INPUT DATA —
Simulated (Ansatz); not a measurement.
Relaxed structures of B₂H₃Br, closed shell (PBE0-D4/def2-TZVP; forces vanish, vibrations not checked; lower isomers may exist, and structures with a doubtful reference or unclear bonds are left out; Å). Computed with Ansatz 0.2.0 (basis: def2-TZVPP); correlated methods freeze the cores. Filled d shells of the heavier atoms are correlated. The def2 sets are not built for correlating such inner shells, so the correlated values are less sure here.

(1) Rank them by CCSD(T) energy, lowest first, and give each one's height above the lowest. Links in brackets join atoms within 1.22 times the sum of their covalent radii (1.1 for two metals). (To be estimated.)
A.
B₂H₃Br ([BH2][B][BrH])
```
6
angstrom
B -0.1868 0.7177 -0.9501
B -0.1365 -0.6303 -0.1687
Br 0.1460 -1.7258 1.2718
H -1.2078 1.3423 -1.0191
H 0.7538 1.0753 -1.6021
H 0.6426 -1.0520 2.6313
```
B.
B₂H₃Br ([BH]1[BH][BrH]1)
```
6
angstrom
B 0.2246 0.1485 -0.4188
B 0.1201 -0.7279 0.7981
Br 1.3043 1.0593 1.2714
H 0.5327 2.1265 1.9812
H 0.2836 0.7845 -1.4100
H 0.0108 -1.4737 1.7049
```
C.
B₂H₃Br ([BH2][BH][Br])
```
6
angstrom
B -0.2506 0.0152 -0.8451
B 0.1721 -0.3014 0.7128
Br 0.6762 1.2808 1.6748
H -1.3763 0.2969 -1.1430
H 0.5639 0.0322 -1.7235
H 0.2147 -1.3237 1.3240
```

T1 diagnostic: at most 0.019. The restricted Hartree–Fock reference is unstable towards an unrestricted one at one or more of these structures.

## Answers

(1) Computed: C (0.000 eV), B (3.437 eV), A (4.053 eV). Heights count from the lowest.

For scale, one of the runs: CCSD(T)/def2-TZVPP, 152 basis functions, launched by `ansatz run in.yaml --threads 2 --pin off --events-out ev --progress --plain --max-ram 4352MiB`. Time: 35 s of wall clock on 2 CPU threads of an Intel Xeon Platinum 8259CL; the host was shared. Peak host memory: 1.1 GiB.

REQUIREMENT —
The first line of the entries above and every line after it, up to and including the line with "Relaxed structures of", should be set down exactly.

YOUR SOLUTION —
Simulated (Ansatz); not a measurement.
Relaxed structures of B₂H₃Br, closed shell (PBE0-D4/def2-TZVP; forces vanish, vibrations not checked; lower isomers may exist, and structures with a doubtful reference or unclear bonds are left out; Å). Computed with Ansatz 0.2.0 (basis: def2-TZVPP); correlated methods freeze the cores. Filled d shells of the heavier atoms are correlated. The def2 sets are not built for correlating such inner shells, so the correlated values are less sure here.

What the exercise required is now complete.